## REQUIRED ACTION
Restate the data that follows exactly as it stands, beginning with the first line and ending with the line that contains "### Question".

## GIVEN INFORMATION

=== Section Start ===

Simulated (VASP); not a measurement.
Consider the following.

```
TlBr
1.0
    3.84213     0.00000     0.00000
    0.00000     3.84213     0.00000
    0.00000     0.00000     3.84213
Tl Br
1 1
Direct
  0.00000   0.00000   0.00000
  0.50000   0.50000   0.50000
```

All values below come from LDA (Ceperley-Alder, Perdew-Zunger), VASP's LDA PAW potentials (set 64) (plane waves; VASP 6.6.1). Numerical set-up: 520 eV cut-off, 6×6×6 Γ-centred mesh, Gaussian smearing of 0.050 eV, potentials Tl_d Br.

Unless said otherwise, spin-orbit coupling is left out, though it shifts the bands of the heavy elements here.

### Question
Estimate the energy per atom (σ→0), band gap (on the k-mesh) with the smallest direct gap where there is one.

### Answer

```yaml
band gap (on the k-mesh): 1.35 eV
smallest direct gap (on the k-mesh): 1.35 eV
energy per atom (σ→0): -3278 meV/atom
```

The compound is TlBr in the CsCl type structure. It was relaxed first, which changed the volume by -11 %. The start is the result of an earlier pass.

=== Section End ===

## YOUR RESPONSE
Simulated (VASP); not a measurement.
Consider the following.

```
TlBr
1.0
    3.84213     0.00000     0.00000
    0.00000     3.84213     0.00000
    0.00000     0.00000     3.84213
Tl Br
1 1
Direct
  0.00000   0.00000   0.00000
  0.50000   0.50000   0.50000
```

All values below come from LDA (Ceperley-Alder, Perdew-Zunger), VASP's LDA PAW potentials (set 64) (plane waves; VASP 6.6.1). Numerical set-up: 520 eV cut-off, 6×6×6 Γ-centred mesh, Gaussian smearing of 0.050 eV, potentials Tl_d Br.

Unless said otherwise, spin-orbit coupling is left out, though it shifts the bands of the heavy elements here.

### Question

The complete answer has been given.